**Work request**
Please write out, exactly, every line of the listing from its first line through the one that includes "No phonon test".

**Supplied information**
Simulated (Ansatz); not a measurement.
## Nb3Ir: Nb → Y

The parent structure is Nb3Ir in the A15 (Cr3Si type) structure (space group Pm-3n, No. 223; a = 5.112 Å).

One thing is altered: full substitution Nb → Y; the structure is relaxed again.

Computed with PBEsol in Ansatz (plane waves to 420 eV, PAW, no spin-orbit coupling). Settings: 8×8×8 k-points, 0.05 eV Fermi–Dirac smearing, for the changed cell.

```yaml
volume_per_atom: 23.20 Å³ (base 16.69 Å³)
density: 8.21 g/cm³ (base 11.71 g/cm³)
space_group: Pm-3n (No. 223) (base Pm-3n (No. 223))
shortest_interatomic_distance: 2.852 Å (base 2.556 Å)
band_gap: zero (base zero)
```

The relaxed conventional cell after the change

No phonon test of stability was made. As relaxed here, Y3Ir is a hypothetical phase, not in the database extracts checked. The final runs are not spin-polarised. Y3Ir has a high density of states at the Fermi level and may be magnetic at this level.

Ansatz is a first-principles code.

**Exercise answer**
Simulated (Ansatz); not a measurement.
## Nb3Ir: Nb → Y

The parent structure is Nb3Ir in the A15 (Cr3Si type) structure (space group Pm-3n, No. 223; a = 5.112 Å).

One thing is altered: full substitution Nb → Y; the structure is relaxed again.

Computed with PBEsol in Ansatz (plane waves to 420 eV, PAW, no spin-orbit coupling). Settings: 8×8×8 k-points, 0.05 eV Fermi–Dirac smearing, for the changed cell.

```yaml
volume_per_atom: 23.20 Å³ (base 16.69 Å³)
density: 8.21 g/cm³ (base 11.71 g/cm³)
space_group: Pm-3n (No. 223) (base Pm-3n (No. 223))
shortest_interatomic_distance: 2.852 Å (base 2.556 Å)
band_gap: zero (base zero)
```

The relaxed conventional cell after the change

No phonon test of stability was made. As relaxed here, Y3Ir is a hypothetical phase, not in the database extracts checked. The final runs are not spin-polarised. Y3Ir has a high density of states at the Fermi level and may be magnetic at this level.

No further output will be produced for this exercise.